===== DATASET =====

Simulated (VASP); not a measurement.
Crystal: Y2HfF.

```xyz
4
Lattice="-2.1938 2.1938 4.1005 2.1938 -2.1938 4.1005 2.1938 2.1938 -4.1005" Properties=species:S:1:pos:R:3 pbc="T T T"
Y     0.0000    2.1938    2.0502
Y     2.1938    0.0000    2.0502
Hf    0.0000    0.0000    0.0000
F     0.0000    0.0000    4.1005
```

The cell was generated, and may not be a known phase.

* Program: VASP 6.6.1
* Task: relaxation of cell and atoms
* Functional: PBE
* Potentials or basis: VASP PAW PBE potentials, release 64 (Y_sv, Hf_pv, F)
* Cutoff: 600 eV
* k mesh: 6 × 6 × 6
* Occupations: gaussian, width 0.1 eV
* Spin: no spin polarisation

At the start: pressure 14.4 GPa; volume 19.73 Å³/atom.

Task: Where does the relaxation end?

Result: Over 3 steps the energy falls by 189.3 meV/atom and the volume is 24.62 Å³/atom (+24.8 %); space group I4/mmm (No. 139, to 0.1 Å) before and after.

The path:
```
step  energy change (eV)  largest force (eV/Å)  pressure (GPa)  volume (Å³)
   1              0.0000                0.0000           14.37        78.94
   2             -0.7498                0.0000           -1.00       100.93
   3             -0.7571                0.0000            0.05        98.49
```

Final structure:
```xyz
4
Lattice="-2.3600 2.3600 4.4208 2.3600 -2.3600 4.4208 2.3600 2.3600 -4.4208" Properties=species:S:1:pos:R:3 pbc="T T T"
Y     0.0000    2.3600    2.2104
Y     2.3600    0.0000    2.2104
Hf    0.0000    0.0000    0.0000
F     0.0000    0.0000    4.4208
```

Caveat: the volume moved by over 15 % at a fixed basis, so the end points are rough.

=====

WORK INSTRUCTION: Reproduce the lines above, beginning at the line with "width 0.1 eV" and stopping after the line with "Task: Where does the relaxation end?", exactly as they are.

EXERCISE ANSWER:
* Occupations: gaussian, width 0.1 eV
* Spin: no spin polarisation

At the start: pressure 14.4 GPa; volume 19.73 Å³/atom.

Task: Where does the relaxation end?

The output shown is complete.